EXTRACTED ENTRIES:
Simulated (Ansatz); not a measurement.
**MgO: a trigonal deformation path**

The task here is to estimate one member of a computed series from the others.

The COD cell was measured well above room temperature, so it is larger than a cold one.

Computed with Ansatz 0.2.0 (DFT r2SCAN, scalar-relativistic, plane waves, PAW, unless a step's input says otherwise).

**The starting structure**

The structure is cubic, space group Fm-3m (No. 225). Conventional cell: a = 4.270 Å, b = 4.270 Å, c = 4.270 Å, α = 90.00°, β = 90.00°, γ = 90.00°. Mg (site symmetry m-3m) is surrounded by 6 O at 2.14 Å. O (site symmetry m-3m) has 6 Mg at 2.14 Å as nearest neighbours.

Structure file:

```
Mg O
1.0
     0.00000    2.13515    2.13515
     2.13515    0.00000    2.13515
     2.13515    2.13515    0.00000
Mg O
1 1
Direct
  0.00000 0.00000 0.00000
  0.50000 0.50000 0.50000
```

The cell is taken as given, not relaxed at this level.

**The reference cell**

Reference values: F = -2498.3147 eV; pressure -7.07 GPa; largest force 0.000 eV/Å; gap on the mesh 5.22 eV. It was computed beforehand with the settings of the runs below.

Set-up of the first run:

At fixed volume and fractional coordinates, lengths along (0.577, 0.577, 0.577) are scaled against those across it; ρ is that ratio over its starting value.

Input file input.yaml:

WORK REQUEST:
Print each entry precisely. Include every line.

EXPECTED ANSWER:
Simulated (Ansatz); not a measurement.
**MgO: a trigonal deformation path**

The task here is to estimate one member of a computed series from the others.

The COD cell was measured well above room temperature, so it is larger than a cold one.

Computed with Ansatz 0.2.0 (DFT r2SCAN, scalar-relativistic, plane waves, PAW, unless a step's input says otherwise).

**The starting structure**

The structure is cubic, space group Fm-3m (No. 225). Conventional cell: a = 4.270 Å, b = 4.270 Å, c = 4.270 Å, α = 90.00°, β = 90.00°, γ = 90.00°. Mg (site symmetry m-3m) is surrounded by 6 O at 2.14 Å. O (site symmetry m-3m) has 6 Mg at 2.14 Å as nearest neighbours.

Structure file:

```
Mg O
1.0
     0.00000    2.13515    2.13515
     2.13515    0.00000    2.13515
     2.13515    2.13515    0.00000
Mg O
1 1
Direct
  0.00000 0.00000 0.00000
  0.50000 0.50000 0.50000
```

The cell is taken as given, not relaxed at this level.

**The reference cell**

Reference values: F = -2498.3147 eV; pressure -7.07 GPa; largest force 0.000 eV/Å; gap on the mesh 5.22 eV. It was computed beforehand with the settings of the runs below.

Set-up of the first run:

At fixed volume and fractional coordinates, lengths along (0.577, 0.577, 0.577) are scaled against those across it; ρ is that ratio over its starting value.

Input file input.yaml:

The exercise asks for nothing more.